» **Action item**: Print all entries precisely as they are written.

» **Extracted records**:
◆ ◆ ◆ ◆ ◆ ◆ ◆

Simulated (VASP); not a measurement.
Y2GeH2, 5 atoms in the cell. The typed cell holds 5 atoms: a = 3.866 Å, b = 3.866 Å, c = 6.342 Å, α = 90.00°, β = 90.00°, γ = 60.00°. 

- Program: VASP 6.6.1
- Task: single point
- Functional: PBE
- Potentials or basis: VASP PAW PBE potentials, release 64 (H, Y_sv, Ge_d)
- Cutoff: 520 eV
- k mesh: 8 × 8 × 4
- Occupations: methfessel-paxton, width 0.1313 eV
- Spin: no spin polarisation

◆ ◆ ◆ ◆ ◆ ◆ ◆

» **Task solution**:
Simulated (VASP); not a measurement.
Y2GeH2, 5 atoms in the cell. The typed cell holds 5 atoms: a = 3.866 Å, b = 3.866 Å, c = 6.342 Å, α = 90.00°, β = 90.00°, γ = 60.00°. 

- Program: VASP 6.6.1
- Task: single point
- Functional: PBE
- Potentials or basis: VASP PAW PBE potentials, release 64 (H, Y_sv, Ge_d)
- Cutoff: 520 eV
- k mesh: 8 × 8 × 4
- Occupations: methfessel-paxton, width 0.1313 eV
- Spin: no spin polarisation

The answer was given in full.